_Work order_
Transcribe the listing from its top line through the line with "4.488 | 0.026 |". Keep it exact, both ends included, and add nothing.

_Material shown_
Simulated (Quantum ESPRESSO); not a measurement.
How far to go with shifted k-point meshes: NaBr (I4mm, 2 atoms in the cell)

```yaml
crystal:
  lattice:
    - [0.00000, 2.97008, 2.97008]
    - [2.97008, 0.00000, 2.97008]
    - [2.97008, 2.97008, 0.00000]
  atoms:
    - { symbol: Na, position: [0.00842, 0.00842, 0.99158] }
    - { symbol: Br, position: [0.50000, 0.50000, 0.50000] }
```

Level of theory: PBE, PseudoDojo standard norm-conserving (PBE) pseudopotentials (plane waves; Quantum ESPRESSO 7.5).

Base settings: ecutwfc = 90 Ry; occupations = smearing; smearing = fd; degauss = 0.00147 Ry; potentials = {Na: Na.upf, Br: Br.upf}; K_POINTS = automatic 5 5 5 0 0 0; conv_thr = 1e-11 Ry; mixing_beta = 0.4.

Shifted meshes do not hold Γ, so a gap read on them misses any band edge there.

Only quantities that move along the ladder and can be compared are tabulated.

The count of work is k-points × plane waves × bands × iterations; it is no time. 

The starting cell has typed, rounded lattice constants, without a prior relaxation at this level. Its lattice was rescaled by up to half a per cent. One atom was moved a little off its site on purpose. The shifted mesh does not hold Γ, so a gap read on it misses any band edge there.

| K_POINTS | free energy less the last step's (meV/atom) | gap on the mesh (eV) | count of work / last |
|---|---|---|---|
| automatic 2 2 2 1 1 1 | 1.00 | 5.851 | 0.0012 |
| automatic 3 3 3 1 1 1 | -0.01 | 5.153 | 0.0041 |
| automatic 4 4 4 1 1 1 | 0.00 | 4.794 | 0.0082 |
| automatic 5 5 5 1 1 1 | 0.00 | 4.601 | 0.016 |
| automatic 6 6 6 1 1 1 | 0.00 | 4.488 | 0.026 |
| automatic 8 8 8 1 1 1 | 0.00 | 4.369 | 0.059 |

_Answer area_
Simulated (Quantum ESPRESSO); not a measurement.
How far to go with shifted k-point meshes: NaBr (I4mm, 2 atoms in the cell)

```yaml
crystal:
  lattice:
    - [0.00000, 2.97008, 2.97008]
    - [2.97008, 0.00000, 2.97008]
    - [2.97008, 2.97008, 0.00000]
  atoms:
    - { symbol: Na, position: [0.00842, 0.00842, 0.99158] }
    - { symbol: Br, position: [0.50000, 0.50000, 0.50000] }
```

Level of theory: PBE, PseudoDojo standard norm-conserving (PBE) pseudopotentials (plane waves; Quantum ESPRESSO 7.5).

Base settings: ecutwfc = 90 Ry; occupations = smearing; smearing = fd; degauss = 0.00147 Ry; potentials = {Na: Na.upf, Br: Br.upf}; K_POINTS = automatic 5 5 5 0 0 0; conv_thr = 1e-11 Ry; mixing_beta = 0.4.

Shifted meshes do not hold Γ, so a gap read on them misses any band edge there.

Only quantities that move along the ladder and can be compared are tabulated.

The count of work is k-points × plane waves × bands × iterations; it is no time. 

The starting cell has typed, rounded lattice constants, without a prior relaxation at this level. Its lattice was rescaled by up to half a per cent. One atom was moved a little off its site on purpose. The shifted mesh does not hold Γ, so a gap read on it misses any band edge there.

| K_POINTS | free energy less the last step's (meV/atom) | gap on the mesh (eV) | count of work / last |
|---|---|---|---|
| automatic 2 2 2 1 1 1 | 1.00 | 5.851 | 0.0012 |
| automatic 3 3 3 1 1 1 | -0.01 | 5.153 | 0.0041 |
| automatic 4 4 4 1 1 1 | 0.00 | 4.794 | 0.0082 |
| automatic 5 5 5 1 1 1 | 0.00 | 4.601 | 0.016 |
| automatic 6 6 6 1 1 1 | 0.00 | 4.488 | 0.026 |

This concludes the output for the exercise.